====== Dataset entries

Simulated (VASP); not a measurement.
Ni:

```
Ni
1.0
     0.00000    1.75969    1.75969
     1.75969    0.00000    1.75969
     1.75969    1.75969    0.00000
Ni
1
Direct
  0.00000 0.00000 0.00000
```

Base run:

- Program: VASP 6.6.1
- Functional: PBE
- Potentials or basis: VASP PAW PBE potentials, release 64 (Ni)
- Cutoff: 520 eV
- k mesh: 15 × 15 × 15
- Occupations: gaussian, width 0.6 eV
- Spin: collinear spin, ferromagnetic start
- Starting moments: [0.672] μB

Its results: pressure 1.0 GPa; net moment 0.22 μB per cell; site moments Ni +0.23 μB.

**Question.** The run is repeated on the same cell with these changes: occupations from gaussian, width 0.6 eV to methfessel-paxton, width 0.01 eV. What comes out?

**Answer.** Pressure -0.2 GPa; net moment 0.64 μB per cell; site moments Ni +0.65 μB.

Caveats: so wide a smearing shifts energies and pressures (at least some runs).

============

Starting with the first line of the listing, output each line exactly until you have included the one containing "Ni +0.65 μB.".

» Reply
Simulated (VASP); not a measurement.
Ni:

```
Ni
1.0
     0.00000    1.75969    1.75969
     1.75969    0.00000    1.75969
     1.75969    1.75969    0.00000
Ni
1
Direct
  0.00000 0.00000 0.00000
```

Base run:

- Program: VASP 6.6.1
- Functional: PBE
- Potentials or basis: VASP PAW PBE potentials, release 64 (Ni)
- Cutoff: 520 eV
- k mesh: 15 × 15 × 15
- Occupations: gaussian, width 0.6 eV
- Spin: collinear spin, ferromagnetic start
- Starting moments: [0.672] μB

Its results: pressure 1.0 GPa; net moment 0.22 μB per cell; site moments Ni +0.23 μB.

**Question.** The run is repeated on the same cell with these changes: occupations from gaussian, width 0.6 eV to methfessel-paxton, width 0.01 eV. What comes out?

**Answer.** Pressure -0.2 GPa; net moment 0.64 μB per cell; site moments Ni +0.65 μB.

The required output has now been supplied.